## Brief
Repeat verbatim, and only, the lines of the data below, beginning at the line that contains "92 | 3.492 |" and stopping after the line that contains "30 | 1.127 |".

## Information

★ ★ ★ ★ ★ ★ ★

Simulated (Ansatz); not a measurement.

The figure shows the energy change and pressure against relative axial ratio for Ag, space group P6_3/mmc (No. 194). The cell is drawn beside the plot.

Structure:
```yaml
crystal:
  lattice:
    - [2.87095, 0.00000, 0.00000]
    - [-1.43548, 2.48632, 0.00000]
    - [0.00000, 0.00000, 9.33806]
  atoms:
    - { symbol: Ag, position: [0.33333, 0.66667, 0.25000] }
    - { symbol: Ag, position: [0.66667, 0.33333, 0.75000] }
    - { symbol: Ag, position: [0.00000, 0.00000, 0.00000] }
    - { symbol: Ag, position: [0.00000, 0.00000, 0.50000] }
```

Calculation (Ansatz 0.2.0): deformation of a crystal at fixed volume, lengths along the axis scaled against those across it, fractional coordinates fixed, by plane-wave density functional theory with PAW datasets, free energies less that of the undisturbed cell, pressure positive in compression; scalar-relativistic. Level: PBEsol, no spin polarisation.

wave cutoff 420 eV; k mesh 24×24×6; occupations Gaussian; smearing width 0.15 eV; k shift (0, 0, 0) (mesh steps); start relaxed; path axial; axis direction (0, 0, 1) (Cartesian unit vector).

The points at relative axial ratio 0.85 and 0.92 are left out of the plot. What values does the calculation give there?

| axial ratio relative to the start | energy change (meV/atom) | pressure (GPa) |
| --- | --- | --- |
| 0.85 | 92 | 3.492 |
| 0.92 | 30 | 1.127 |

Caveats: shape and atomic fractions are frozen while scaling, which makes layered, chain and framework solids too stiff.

★ ★ ★ ★ ★ ★ ★

## Your solution
| 0.85 | 92 | 3.492 |
| 0.92 | 30 | 1.127 |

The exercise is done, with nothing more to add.